■ **Available data**:
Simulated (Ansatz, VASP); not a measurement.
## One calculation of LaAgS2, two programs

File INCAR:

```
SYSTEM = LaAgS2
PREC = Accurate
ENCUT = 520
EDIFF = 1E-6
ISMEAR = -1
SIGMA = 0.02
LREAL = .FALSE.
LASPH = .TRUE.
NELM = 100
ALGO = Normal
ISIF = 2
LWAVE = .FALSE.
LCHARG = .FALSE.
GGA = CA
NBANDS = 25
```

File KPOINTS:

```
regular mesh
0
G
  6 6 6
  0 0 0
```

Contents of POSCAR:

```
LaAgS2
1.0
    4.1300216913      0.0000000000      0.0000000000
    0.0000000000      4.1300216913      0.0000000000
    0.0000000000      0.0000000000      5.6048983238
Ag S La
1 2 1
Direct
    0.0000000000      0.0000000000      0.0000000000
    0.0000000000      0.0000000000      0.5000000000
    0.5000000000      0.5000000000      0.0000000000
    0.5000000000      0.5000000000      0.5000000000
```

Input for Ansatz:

■ **Brief**:
Everything in the records is to be copied exactly.

■ **Task output**:
Simulated (Ansatz, VASP); not a measurement.
## One calculation of LaAgS2, two programs

File INCAR:

```
SYSTEM = LaAgS2
PREC = Accurate
ENCUT = 520
EDIFF = 1E-6
ISMEAR = -1
SIGMA = 0.02
LREAL = .FALSE.
LASPH = .TRUE.
NELM = 100
ALGO = Normal
ISIF = 2
LWAVE = .FALSE.
LCHARG = .FALSE.
GGA = CA
NBANDS = 25
```

File KPOINTS:

```
regular mesh
0
G
  6 6 6
  0 0 0
```

Contents of POSCAR:

```
LaAgS2
1.0
    4.1300216913      0.0000000000      0.0000000000
    0.0000000000      4.1300216913      0.0000000000
    0.0000000000      0.0000000000      5.6048983238
Ag S La
1 2 1
Direct
    0.0000000000      0.0000000000      0.0000000000
    0.0000000000      0.0000000000      0.5000000000
    0.5000000000      0.5000000000      0.0000000000
    0.5000000000      0.5000000000      0.5000000000
```

Input for Ansatz:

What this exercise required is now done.